WORK REQUEST:
Below are several records. Retype exactly those lines running from the one with "At the start: pressure" through the one with "-0.03 | 15.12 |", end lines included, and no others.

MATERIAL PROVIDED:
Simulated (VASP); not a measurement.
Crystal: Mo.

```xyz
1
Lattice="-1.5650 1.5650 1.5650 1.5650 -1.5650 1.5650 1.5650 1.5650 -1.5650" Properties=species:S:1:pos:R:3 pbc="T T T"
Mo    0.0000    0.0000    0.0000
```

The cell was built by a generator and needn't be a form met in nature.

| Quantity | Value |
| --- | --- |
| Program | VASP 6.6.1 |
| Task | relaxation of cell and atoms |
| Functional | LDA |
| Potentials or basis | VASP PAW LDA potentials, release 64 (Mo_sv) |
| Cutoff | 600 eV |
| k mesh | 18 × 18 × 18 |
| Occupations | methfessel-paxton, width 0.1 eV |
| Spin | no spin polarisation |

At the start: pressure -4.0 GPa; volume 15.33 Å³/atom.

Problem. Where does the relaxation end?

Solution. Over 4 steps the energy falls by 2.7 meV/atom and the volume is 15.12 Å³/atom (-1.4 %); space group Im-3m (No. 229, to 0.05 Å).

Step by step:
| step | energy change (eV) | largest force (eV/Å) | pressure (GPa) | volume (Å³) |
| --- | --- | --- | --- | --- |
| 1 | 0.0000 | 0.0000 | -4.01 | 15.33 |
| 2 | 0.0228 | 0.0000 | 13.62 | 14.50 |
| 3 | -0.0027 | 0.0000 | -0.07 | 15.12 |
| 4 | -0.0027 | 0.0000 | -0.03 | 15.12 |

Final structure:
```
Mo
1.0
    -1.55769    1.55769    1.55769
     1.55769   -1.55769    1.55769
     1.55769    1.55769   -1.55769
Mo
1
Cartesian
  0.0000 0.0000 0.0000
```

YOUR RESPONSE:
At the start: pressure -4.0 GPa; volume 15.33 Å³/atom.

Problem. Where does the relaxation end?

Solution. Over 4 steps the energy falls by 2.7 meV/atom and the volume is 15.12 Å³/atom (-1.4 %); space group Im-3m (No. 229, to 0.05 Å).

Step by step:
| step | energy change (eV) | largest force (eV/Å) | pressure (GPa) | volume (Å³) |
| --- | --- | --- | --- | --- |
| 1 | 0.0000 | 0.0000 | -4.01 | 15.33 |
| 2 | 0.0228 | 0.0000 | 13.62 | 14.50 |
| 3 | -0.0027 | 0.0000 | -0.07 | 15.12 |
| 4 | -0.0027 | 0.0000 | -0.03 | 15.12 |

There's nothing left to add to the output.